:::

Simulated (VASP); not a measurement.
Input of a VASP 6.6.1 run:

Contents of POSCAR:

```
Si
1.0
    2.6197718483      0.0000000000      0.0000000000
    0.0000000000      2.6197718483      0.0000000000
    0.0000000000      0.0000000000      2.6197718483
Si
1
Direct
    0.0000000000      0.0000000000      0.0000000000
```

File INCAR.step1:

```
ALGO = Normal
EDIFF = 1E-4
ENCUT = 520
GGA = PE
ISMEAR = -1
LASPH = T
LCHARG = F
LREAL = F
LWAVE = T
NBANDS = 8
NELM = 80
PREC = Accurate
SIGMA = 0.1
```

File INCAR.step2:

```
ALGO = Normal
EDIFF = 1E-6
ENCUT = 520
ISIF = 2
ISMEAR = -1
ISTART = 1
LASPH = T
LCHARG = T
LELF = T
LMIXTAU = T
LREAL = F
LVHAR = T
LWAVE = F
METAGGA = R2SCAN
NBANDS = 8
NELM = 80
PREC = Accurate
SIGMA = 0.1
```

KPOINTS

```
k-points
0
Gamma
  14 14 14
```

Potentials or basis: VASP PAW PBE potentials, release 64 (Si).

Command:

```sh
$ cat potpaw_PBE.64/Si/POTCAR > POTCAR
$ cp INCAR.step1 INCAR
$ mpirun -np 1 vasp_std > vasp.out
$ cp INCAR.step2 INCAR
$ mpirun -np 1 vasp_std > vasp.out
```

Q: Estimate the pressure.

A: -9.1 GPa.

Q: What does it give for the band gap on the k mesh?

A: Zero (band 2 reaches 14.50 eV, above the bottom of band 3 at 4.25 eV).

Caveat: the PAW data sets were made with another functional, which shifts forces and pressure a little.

:::

→ **Brief**
The first line of the records and every line down to the line with "A: Zero (band" must be quoted exactly; leave out all else.

→ **Written reply**
Simulated (VASP); not a measurement.
Input of a VASP 6.6.1 run:

Contents of POSCAR:

```
Si
1.0
    2.6197718483      0.0000000000      0.0000000000
    0.0000000000      2.6197718483      0.0000000000
    0.0000000000      0.0000000000      2.6197718483
Si
1
Direct
    0.0000000000      0.0000000000      0.0000000000
```

File INCAR.step1:

```
ALGO = Normal
EDIFF = 1E-4
ENCUT = 520
GGA = PE
ISMEAR = -1
LASPH = T
LCHARG = F
LREAL = F
LWAVE = T
NBANDS = 8
NELM = 80
PREC = Accurate
SIGMA = 0.1
```

File INCAR.step2:

```
ALGO = Normal
EDIFF = 1E-6
ENCUT = 520
ISIF = 2
ISMEAR = -1
ISTART = 1
LASPH = T
LCHARG = T
LELF = T
LMIXTAU = T
LREAL = F
LVHAR = T
LWAVE = F
METAGGA = R2SCAN
NBANDS = 8
NELM = 80
PREC = Accurate
SIGMA = 0.1
```

KPOINTS

```
k-points
0
Gamma
  14 14 14
```

Potentials or basis: VASP PAW PBE potentials, release 64 (Si).

Command:

```sh
$ cat potpaw_PBE.64/Si/POTCAR > POTCAR
$ cp INCAR.step1 INCAR
$ mpirun -np 1 vasp_std > vasp.out
$ cp INCAR.step2 INCAR
$ mpirun -np 1 vasp_std > vasp.out
```

Q: Estimate the pressure.

A: -9.1 GPa.

Q: What does it give for the band gap on the k mesh?

A: Zero (band 2 reaches 14.50 eV, above the bottom of band 3 at 4.25 eV).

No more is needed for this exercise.